[Start of section]

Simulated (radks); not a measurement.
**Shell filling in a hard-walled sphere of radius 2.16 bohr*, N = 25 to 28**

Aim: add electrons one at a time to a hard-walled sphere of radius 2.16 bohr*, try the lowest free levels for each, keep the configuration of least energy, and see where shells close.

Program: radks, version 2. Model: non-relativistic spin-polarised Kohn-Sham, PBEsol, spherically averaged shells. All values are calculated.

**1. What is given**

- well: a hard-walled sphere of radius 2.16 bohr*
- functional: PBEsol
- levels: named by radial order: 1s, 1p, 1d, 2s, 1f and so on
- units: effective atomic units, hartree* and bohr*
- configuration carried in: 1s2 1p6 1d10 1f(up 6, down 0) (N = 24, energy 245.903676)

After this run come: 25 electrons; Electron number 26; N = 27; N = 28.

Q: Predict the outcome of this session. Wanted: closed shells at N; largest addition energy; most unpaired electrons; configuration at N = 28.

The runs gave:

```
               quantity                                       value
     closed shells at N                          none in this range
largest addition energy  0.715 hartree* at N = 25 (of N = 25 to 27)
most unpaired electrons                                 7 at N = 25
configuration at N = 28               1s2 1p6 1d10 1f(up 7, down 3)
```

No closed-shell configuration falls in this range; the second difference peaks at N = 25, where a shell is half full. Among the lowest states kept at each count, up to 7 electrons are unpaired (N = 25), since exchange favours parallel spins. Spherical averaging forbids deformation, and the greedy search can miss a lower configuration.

[End of section]

● **REQUIRED ACTION**
Starting at the first line of the records above, please copy each line exactly until you reach the line containing "- functional: PBEsol". Include that line and stop there.

● **TASK ANSWER**
Simulated (radks); not a measurement.
**Shell filling in a hard-walled sphere of radius 2.16 bohr*, N = 25 to 28**

Aim: add electrons one at a time to a hard-walled sphere of radius 2.16 bohr*, try the lowest free levels for each, keep the configuration of least energy, and see where shells close.

Program: radks, version 2. Model: non-relativistic spin-polarised Kohn-Sham, PBEsol, spherically averaged shells. All values are calculated.

**1. What is given**

- well: a hard-walled sphere of radius 2.16 bohr*
- functional: PBEsol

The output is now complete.